Work task.
Repeat the lines below exactly as written, please, from the line with "A geometry relaxed" to the line with "Q: Write the SMILES of this molecule.", both lines included, and no others.

Data for review.
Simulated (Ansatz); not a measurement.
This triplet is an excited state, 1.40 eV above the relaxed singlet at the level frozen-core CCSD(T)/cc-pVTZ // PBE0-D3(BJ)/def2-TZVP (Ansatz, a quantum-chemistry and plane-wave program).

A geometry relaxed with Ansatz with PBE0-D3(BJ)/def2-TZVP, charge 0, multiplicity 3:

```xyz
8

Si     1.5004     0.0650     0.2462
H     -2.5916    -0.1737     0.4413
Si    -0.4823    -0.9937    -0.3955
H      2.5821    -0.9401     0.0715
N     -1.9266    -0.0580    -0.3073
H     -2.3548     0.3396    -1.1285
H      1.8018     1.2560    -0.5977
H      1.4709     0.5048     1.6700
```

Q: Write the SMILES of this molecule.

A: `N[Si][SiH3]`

Task answer.
A geometry relaxed with Ansatz with PBE0-D3(BJ)/def2-TZVP, charge 0, multiplicity 3:

```xyz
8

Si     1.5004     0.0650     0.2462
H     -2.5916    -0.1737     0.4413
Si    -0.4823    -0.9937    -0.3955
H      2.5821    -0.9401     0.0715
N     -1.9266    -0.0580    -0.3073
H     -2.3548     0.3396    -1.1285
H      1.8018     1.2560    -0.5977
H      1.4709     0.5048     1.6700
```

Q: Write the SMILES of this molecule.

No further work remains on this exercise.